(Beginning of SUPPLIED ENTRIES)

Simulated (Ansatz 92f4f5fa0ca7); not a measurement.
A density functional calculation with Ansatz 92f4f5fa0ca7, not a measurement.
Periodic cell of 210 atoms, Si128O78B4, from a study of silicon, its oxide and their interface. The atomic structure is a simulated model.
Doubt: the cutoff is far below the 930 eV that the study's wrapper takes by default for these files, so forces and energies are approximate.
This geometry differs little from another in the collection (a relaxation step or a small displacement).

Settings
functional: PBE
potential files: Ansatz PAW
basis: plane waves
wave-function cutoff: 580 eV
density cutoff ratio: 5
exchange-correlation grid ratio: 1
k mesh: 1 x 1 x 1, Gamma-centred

(End of SUPPLIED ENTRIES)

WORK INSTRUCTION ▸ Mind each word and retype the entire listing above.

WRITTEN SOLUTION ▸
Simulated (Ansatz 92f4f5fa0ca7); not a measurement.
A density functional calculation with Ansatz 92f4f5fa0ca7, not a measurement.
Periodic cell of 210 atoms, Si128O78B4, from a study of silicon, its oxide and their interface. The atomic structure is a simulated model.
Doubt: the cutoff is far below the 930 eV that the study's wrapper takes by default for these files, so forces and energies are approximate.
This geometry differs little from another in the collection (a relaxation step or a small displacement).

Settings
functional: PBE
potential files: Ansatz PAW
basis: plane waves
wave-function cutoff: 580 eV
density cutoff ratio: 5
exchange-correlation grid ratio: 1
k mesh: 1 x 1 x 1, Gamma-centred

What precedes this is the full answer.